### WORK TASK
Write out the data exactly, keeping every line.

##### RECORDS SHOWN #####
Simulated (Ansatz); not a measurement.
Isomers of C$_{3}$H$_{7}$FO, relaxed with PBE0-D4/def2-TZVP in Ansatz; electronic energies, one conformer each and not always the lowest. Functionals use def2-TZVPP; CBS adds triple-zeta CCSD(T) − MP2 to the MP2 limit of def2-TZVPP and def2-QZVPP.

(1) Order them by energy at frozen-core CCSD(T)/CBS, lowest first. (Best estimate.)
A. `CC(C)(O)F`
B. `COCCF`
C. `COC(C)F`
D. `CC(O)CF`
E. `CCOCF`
#####

### WORKED SOLUTION
Simulated (Ansatz); not a measurement.
Isomers of C$_{3}$H$_{7}$FO, relaxed with PBE0-D4/def2-TZVP in Ansatz; electronic energies, one conformer each and not always the lowest. Functionals use def2-TZVPP; CBS adds triple-zeta CCSD(T) − MP2 to the MP2 limit of def2-TZVPP and def2-QZVPP.

(1) Order them by energy at frozen-core CCSD(T)/CBS, lowest first. (Best estimate.)
A. `CC(C)(O)F`
B. `COCCF`
C. `COC(C)F`
D. `CC(O)CF`
E. `CCOCF`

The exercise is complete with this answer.